§ **Raw data**:

· · · · · · ·

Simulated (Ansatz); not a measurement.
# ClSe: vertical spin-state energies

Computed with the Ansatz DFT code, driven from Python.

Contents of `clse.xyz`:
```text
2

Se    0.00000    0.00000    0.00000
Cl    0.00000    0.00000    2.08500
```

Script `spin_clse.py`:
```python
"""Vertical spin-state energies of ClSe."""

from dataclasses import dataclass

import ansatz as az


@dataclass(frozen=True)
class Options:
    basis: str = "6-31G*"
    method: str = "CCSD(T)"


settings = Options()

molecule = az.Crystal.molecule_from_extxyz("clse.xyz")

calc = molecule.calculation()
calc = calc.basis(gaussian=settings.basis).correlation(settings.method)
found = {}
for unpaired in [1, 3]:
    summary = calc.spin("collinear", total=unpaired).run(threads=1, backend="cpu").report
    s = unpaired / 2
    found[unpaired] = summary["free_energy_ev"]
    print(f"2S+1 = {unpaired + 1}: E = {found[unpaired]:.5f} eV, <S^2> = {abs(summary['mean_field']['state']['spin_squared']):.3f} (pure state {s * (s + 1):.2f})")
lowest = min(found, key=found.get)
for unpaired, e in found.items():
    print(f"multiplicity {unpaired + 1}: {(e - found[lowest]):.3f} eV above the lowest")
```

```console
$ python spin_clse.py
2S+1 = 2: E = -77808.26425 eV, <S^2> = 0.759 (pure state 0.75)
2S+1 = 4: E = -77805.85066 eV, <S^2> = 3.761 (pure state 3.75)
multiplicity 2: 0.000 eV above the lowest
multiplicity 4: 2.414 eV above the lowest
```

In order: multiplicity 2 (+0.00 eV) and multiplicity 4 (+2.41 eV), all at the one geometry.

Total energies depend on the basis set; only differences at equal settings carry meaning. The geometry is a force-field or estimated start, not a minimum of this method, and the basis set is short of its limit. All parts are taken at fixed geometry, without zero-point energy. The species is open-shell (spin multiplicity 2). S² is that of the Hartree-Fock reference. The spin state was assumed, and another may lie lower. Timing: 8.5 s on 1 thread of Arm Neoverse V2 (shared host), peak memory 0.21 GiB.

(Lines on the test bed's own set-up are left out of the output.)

· · · · · · ·

§ **Work task**:
Copy only this part of the entries above: the line with "# ClSe: vertical spin-state energies", the line with "In order: multiplicity", and the lines between, all exactly as written.

§ **Response box**:
# ClSe: vertical spin-state energies

Computed with the Ansatz DFT code, driven from Python.

Contents of `clse.xyz`:
```text
2

Se    0.00000    0.00000    0.00000
Cl    0.00000    0.00000    2.08500
```

Script `spin_clse.py`:
```python
"""Vertical spin-state energies of ClSe."""

from dataclasses import dataclass

import ansatz as az


@dataclass(frozen=True)
class Options:
    basis: str = "6-31G*"
    method: str = "CCSD(T)"


settings = Options()

molecule = az.Crystal.molecule_from_extxyz("clse.xyz")

calc = molecule.calculation()
calc = calc.basis(gaussian=settings.basis).correlation(settings.method)
found = {}
for unpaired in [1, 3]:
    summary = calc.spin("collinear", total=unpaired).run(threads=1, backend="cpu").report
    s = unpaired / 2
    found[unpaired] = summary["free_energy_ev"]
    print(f"2S+1 = {unpaired + 1}: E = {found[unpaired]:.5f} eV, <S^2> = {abs(summary['mean_field']['state']['spin_squared']):.3f} (pure state {s * (s + 1):.2f})")
lowest = min(found, key=found.get)
for unpaired, e in found.items():
    print(f"multiplicity {unpaired + 1}: {(e - found[lowest]):.3f} eV above the lowest")
```

```console
$ python spin_clse.py
2S+1 = 2: E = -77808.26425 eV, <S^2> = 0.759 (pure state 0.75)
2S+1 = 4: E = -77805.85066 eV, <S^2> = 3.761 (pure state 3.75)
multiplicity 2: 0.000 eV above the lowest
multiplicity 4: 2.414 eV above the lowest
```

In order: multiplicity 2 (+0.00 eV) and multiplicity 4 (+2.41 eV), all at the one geometry.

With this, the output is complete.